RAW DATA
Segment Open

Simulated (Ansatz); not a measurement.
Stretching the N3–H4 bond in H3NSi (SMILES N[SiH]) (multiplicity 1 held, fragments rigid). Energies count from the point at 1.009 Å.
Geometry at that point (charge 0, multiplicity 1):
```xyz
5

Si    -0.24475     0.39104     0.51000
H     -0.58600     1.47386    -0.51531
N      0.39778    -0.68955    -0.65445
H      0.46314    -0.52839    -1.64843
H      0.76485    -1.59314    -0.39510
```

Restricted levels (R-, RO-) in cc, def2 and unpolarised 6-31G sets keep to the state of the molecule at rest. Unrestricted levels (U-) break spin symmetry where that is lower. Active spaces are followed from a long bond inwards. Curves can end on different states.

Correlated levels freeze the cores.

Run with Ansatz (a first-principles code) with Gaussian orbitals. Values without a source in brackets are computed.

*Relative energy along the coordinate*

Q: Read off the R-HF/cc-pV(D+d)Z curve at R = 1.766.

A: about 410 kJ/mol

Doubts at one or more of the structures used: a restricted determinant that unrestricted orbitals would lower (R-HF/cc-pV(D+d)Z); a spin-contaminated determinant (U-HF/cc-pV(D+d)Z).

Segment Closed

TASK ITEM
Reproduce the records above line by line, without any change, up to and including the line that holds "A: about 410 kJ/mol".

WRITTEN REPLY
Simulated (Ansatz); not a measurement.
Stretching the N3–H4 bond in H3NSi (SMILES N[SiH]) (multiplicity 1 held, fragments rigid). Energies count from the point at 1.009 Å.
Geometry at that point (charge 0, multiplicity 1):
```xyz
5

Si    -0.24475     0.39104     0.51000
H     -0.58600     1.47386    -0.51531
N      0.39778    -0.68955    -0.65445
H      0.46314    -0.52839    -1.64843
H      0.76485    -1.59314    -0.39510
```

Restricted levels (R-, RO-) in cc, def2 and unpolarised 6-31G sets keep to the state of the molecule at rest. Unrestricted levels (U-) break spin symmetry where that is lower. Active spaces are followed from a long bond inwards. Curves can end on different states.

Correlated levels freeze the cores.

Run with Ansatz (a first-principles code) with Gaussian orbitals. Values without a source in brackets are computed.

*Relative energy along the coordinate*

Q: Read off the R-HF/cc-pV(D+d)Z curve at R = 1.766.

A: about 410 kJ/mol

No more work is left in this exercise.